=== WORK REQUEST ===
Your output should be the lines of the data that follow, reproduced exactly from the first through the line bearing "INCAR.step1".

=== RECORD SET ===
· · · · ·
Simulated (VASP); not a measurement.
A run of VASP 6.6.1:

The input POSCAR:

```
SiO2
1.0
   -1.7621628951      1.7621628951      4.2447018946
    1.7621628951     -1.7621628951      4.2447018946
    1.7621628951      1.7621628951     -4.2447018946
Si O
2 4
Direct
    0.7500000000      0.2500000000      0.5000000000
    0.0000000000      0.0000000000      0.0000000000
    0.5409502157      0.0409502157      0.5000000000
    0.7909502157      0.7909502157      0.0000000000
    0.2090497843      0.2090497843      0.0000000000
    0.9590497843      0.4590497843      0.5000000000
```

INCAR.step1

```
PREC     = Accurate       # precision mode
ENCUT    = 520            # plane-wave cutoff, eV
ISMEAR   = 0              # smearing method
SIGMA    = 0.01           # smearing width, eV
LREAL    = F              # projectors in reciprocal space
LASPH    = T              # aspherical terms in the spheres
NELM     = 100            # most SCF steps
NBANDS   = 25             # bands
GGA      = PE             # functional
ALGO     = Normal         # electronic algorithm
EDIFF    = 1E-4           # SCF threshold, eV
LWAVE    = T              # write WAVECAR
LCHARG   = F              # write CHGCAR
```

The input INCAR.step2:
· · · · ·

=== PROBLEM SOLUTION ===
Simulated (VASP); not a measurement.
A run of VASP 6.6.1:

The input POSCAR:

```
SiO2
1.0
   -1.7621628951      1.7621628951      4.2447018946
    1.7621628951     -1.7621628951      4.2447018946
    1.7621628951      1.7621628951     -4.2447018946
Si O
2 4
Direct
    0.7500000000      0.2500000000      0.5000000000
    0.0000000000      0.0000000000      0.0000000000
    0.5409502157      0.0409502157      0.5000000000
    0.7909502157      0.7909502157      0.0000000000
    0.2090497843      0.2090497843      0.0000000000
    0.9590497843      0.4590497843      0.5000000000
```

INCAR.step1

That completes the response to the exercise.